◆ Extracted material:
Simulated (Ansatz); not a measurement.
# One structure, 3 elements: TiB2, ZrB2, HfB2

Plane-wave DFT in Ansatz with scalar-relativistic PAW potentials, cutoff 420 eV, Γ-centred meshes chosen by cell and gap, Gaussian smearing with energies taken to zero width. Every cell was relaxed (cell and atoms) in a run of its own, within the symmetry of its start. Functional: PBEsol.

◆ Requirement:
What is needed is a faithful transcription of every entry.

◆ Task solution:
Simulated (Ansatz); not a measurement.
# One structure, 3 elements: TiB2, ZrB2, HfB2

Plane-wave DFT in Ansatz with scalar-relativistic PAW potentials, cutoff 420 eV, Γ-centred meshes chosen by cell and gap, Gaussian smearing with energies taken to zero width. Every cell was relaxed (cell and atoms) in a run of its own, within the symmetry of its start. Functional: PBEsol.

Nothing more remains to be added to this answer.